### ACTIVITY
The answer consists solely of the listing's lines from the first through the line containing "Energies are extrapolated to zero smearing.", each reproduced exactly.

START RECORDED DATA

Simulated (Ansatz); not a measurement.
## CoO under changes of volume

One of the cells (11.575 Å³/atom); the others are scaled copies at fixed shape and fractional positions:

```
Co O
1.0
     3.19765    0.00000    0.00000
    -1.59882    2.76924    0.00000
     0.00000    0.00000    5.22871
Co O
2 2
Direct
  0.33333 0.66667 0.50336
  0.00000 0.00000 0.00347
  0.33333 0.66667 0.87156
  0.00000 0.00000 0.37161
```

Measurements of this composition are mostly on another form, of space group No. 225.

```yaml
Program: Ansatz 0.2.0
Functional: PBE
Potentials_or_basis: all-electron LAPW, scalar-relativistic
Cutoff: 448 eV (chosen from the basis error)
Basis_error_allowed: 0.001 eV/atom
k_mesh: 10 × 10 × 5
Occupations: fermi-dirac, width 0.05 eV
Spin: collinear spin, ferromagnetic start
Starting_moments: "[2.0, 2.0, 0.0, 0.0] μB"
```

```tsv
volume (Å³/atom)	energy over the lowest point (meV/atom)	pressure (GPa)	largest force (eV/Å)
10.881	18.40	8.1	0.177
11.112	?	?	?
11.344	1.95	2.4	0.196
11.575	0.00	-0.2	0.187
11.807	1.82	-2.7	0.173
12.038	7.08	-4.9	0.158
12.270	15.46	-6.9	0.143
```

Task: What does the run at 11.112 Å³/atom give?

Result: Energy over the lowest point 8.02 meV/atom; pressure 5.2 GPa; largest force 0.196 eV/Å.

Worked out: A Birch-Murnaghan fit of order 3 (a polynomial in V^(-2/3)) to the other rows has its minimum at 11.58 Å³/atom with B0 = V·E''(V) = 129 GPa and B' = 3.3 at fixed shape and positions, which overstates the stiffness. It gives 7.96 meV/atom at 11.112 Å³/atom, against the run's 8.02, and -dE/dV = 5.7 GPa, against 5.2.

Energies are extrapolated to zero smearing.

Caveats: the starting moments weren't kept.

END RECORDED DATA

### ANSWER AREA
Simulated (Ansatz); not a measurement.
## CoO under changes of volume

One of the cells (11.575 Å³/atom); the others are scaled copies at fixed shape and fractional positions:

```
Co O
1.0
     3.19765    0.00000    0.00000
    -1.59882    2.76924    0.00000
     0.00000    0.00000    5.22871
Co O
2 2
Direct
  0.33333 0.66667 0.50336
  0.00000 0.00000 0.00347
  0.33333 0.66667 0.87156
  0.00000 0.00000 0.37161
```

Measurements of this composition are mostly on another form, of space group No. 225.

```yaml
Program: Ansatz 0.2.0
Functional: PBE
Potentials_or_basis: all-electron LAPW, scalar-relativistic
Cutoff: 448 eV (chosen from the basis error)
Basis_error_allowed: 0.001 eV/atom
k_mesh: 10 × 10 × 5
Occupations: fermi-dirac, width 0.05 eV
Spin: collinear spin, ferromagnetic start
Starting_moments: "[2.0, 2.0, 0.0, 0.0] μB"
```

```tsv
volume (Å³/atom)	energy over the lowest point (meV/atom)	pressure (GPa)	largest force (eV/Å)
10.881	18.40	8.1	0.177
11.112	?	?	?
11.344	1.95	2.4	0.196
11.575	0.00	-0.2	0.187
11.807	1.82	-2.7	0.173
12.038	7.08	-4.9	0.158
12.270	15.46	-6.9	0.143
```

Task: What does the run at 11.112 Å³/atom give?

Result: Energy over the lowest point 8.02 meV/atom; pressure 5.2 GPa; largest force 0.196 eV/Å.

Worked out: A Birch-Murnaghan fit of order 3 (a polynomial in V^(-2/3)) to the other rows has its minimum at 11.58 Å³/atom with B0 = V·E''(V) = 129 GPa and B' = 3.3 at fixed shape and positions, which overstates the stiffness. It gives 7.96 meV/atom at 11.112 Å³/atom, against the run's 8.02, and -dE/dV = 5.7 GPa, against 5.2.

Energies are extrapolated to zero smearing.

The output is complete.